→ **Work task**
What you return must match the records character for character.

→ **Provided information**
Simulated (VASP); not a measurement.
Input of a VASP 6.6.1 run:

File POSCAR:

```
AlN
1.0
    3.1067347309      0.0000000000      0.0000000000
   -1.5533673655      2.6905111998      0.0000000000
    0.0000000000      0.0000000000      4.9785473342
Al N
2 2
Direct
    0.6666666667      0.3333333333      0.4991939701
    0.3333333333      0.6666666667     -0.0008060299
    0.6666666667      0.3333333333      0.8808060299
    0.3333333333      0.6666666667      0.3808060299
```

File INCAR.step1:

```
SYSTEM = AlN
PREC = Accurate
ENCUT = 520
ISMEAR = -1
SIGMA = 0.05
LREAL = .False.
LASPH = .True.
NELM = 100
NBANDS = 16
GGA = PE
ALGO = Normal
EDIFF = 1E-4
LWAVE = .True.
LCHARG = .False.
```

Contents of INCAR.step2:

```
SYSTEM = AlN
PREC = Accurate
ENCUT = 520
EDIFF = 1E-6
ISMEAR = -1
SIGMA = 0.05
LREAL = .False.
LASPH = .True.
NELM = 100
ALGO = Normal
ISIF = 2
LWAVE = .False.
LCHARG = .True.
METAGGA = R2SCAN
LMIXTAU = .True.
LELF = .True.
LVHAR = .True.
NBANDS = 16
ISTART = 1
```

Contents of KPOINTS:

→ **Task result**
Simulated (VASP); not a measurement.
Input of a VASP 6.6.1 run:

File POSCAR:

```
AlN
1.0
    3.1067347309      0.0000000000      0.0000000000
   -1.5533673655      2.6905111998      0.0000000000
    0.0000000000      0.0000000000      4.9785473342
Al N
2 2
Direct
    0.6666666667      0.3333333333      0.4991939701
    0.3333333333      0.6666666667     -0.0008060299
    0.6666666667      0.3333333333      0.8808060299
    0.3333333333      0.6666666667      0.3808060299
```

File INCAR.step1:

```
SYSTEM = AlN
PREC = Accurate
ENCUT = 520
ISMEAR = -1
SIGMA = 0.05
LREAL = .False.
LASPH = .True.
NELM = 100
NBANDS = 16
GGA = PE
ALGO = Normal
EDIFF = 1E-4
LWAVE = .True.
LCHARG = .False.
```

Contents of INCAR.step2:

```
SYSTEM = AlN
PREC = Accurate
ENCUT = 520
EDIFF = 1E-6
ISMEAR = -1
SIGMA = 0.05
LREAL = .False.
LASPH = .True.
NELM = 100
ALGO = Normal
ISIF = 2
LWAVE = .False.
LCHARG = .True.
METAGGA = R2SCAN
LMIXTAU = .True.
LELF = .True.
LVHAR = .True.
NBANDS = 16
ISTART = 1
```

Contents of KPOINTS:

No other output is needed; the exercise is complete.